──────── DATA ────────

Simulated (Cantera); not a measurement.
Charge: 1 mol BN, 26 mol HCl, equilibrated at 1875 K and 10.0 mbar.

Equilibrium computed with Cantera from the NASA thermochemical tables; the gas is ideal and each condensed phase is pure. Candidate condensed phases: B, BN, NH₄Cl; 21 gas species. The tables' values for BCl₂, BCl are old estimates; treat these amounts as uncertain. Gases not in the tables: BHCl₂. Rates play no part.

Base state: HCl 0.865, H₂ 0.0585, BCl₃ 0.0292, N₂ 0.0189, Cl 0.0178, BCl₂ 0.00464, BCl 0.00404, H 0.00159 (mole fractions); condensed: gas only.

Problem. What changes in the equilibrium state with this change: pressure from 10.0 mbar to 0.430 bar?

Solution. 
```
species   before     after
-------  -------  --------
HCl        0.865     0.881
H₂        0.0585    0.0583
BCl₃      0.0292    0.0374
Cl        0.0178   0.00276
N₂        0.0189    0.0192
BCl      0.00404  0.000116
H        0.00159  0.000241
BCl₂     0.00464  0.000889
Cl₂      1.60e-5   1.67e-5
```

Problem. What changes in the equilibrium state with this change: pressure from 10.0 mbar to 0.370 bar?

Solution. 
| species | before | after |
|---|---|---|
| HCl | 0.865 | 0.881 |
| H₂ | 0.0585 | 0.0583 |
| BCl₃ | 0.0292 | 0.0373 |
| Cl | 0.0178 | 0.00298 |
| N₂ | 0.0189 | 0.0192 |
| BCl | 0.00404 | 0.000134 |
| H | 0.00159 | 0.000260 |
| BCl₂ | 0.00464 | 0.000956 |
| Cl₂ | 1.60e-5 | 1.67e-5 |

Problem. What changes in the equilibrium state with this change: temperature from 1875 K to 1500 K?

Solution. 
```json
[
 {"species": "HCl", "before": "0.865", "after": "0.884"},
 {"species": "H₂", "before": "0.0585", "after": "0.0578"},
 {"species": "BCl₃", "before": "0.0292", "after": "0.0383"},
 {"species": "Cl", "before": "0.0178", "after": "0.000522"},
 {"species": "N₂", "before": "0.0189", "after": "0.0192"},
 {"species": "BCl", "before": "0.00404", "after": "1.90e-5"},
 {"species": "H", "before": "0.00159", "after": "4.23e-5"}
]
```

────────

WORK TASK: All lines from the start of the entries through the line where "Charge: 1 mol" sits should be duplicated exactly, with nothing else in the output.

ANSWER SPACE:
Simulated (Cantera); not a measurement.
Charge: 1 mol BN, 26 mol HCl, equilibrated at 1875 K and 10.0 mbar.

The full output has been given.